• **ENTRIES PROVIDED**:
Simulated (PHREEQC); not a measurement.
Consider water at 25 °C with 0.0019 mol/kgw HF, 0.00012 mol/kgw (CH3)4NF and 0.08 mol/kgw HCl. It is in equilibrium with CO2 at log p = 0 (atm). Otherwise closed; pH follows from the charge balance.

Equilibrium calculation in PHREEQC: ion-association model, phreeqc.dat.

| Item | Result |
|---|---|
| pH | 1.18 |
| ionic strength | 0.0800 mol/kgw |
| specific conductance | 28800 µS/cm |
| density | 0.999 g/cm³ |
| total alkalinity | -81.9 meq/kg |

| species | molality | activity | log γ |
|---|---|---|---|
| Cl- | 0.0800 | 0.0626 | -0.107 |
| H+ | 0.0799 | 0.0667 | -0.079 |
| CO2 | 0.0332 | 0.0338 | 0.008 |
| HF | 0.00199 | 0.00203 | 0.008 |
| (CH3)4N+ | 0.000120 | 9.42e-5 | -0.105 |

• **ASSIGNMENT**:
Print all of the material above exactly as given.

• **EXERCISE ANSWER**:
Simulated (PHREEQC); not a measurement.
Consider water at 25 °C with 0.0019 mol/kgw HF, 0.00012 mol/kgw (CH3)4NF and 0.08 mol/kgw HCl. It is in equilibrium with CO2 at log p = 0 (atm). Otherwise closed; pH follows from the charge balance.

Equilibrium calculation in PHREEQC: ion-association model, phreeqc.dat.

| Item | Result |
|---|---|
| pH | 1.18 |
| ionic strength | 0.0800 mol/kgw |
| specific conductance | 28800 µS/cm |
| density | 0.999 g/cm³ |
| total alkalinity | -81.9 meq/kg |

| species | molality | activity | log γ |
|---|---|---|---|
| Cl- | 0.0800 | 0.0626 | -0.107 |
| H+ | 0.0799 | 0.0667 | -0.079 |
| CO2 | 0.0332 | 0.0338 | 0.008 |
| HF | 0.00199 | 0.00203 | 0.008 |
| (CH3)4N+ | 0.000120 | 9.42e-5 | -0.105 |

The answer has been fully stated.